───── RECORDS PROVIDED

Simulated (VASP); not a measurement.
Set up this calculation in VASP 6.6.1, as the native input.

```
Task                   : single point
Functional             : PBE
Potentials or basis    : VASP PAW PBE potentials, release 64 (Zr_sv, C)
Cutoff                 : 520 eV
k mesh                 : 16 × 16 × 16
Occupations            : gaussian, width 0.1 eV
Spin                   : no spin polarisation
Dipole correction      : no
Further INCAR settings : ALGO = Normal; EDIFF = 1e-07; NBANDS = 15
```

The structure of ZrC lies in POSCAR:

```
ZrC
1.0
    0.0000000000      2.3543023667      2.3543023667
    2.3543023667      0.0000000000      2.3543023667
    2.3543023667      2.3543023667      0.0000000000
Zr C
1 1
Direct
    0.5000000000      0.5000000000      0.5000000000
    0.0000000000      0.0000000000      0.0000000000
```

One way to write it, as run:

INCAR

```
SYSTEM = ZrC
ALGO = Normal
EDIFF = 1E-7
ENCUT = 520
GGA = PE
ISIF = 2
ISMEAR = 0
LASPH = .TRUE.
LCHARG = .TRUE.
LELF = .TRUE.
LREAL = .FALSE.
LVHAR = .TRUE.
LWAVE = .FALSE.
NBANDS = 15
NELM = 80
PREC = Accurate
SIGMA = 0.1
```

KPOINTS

──────────

§ **REQUIREMENT**: The full listing, repeated exactly, is the expected answer.

§ **RESPONSE**:
Simulated (VASP); not a measurement.
Set up this calculation in VASP 6.6.1, as the native input.

```
Task                   : single point
Functional             : PBE
Potentials or basis    : VASP PAW PBE potentials, release 64 (Zr_sv, C)
Cutoff                 : 520 eV
k mesh                 : 16 × 16 × 16
Occupations            : gaussian, width 0.1 eV
Spin                   : no spin polarisation
Dipole correction      : no
Further INCAR settings : ALGO = Normal; EDIFF = 1e-07; NBANDS = 15
```

The structure of ZrC lies in POSCAR:

```
ZrC
1.0
    0.0000000000      2.3543023667      2.3543023667
    2.3543023667      0.0000000000      2.3543023667
    2.3543023667      2.3543023667      0.0000000000
Zr C
1 1
Direct
    0.5000000000      0.5000000000      0.5000000000
    0.0000000000      0.0000000000      0.0000000000
```

One way to write it, as run:

INCAR

```
SYSTEM = ZrC
ALGO = Normal
EDIFF = 1E-7
ENCUT = 520
GGA = PE
ISIF = 2
ISMEAR = 0
LASPH = .TRUE.
LCHARG = .TRUE.
LELF = .TRUE.
LREAL = .FALSE.
LVHAR = .TRUE.
LWAVE = .FALSE.
NBANDS = 15
NELM = 80
PREC = Accurate
SIGMA = 0.1
```

KPOINTS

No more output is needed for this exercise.